- WORK REQUEST
Transcribe the entries, keeping every character the same.

[[ RECORDS PROVIDED, beginning ]]

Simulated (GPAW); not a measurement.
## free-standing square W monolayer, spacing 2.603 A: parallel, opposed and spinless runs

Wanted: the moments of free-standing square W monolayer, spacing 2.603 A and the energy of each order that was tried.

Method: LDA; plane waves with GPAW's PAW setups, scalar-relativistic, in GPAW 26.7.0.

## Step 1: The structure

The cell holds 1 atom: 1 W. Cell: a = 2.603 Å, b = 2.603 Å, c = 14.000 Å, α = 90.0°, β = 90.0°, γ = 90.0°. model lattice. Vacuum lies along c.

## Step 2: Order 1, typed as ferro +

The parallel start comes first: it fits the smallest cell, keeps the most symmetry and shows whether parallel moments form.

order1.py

[[ RECORDS PROVIDED, end ]]

- WORKED SOLUTION
Simulated (GPAW); not a measurement.
## free-standing square W monolayer, spacing 2.603 A: parallel, opposed and spinless runs

Wanted: the moments of free-standing square W monolayer, spacing 2.603 A and the energy of each order that was tried.

Method: LDA; plane waves with GPAW's PAW setups, scalar-relativistic, in GPAW 26.7.0.

## Step 1: The structure

The cell holds 1 atom: 1 W. Cell: a = 2.603 Å, b = 2.603 Å, c = 14.000 Å, α = 90.0°, β = 90.0°, γ = 90.0°. model lattice. Vacuum lies along c.

## Step 2: Order 1, typed as ferro +

The parallel start comes first: it fits the smallest cell, keeps the most symmetry and shows whether parallel moments form.

order1.py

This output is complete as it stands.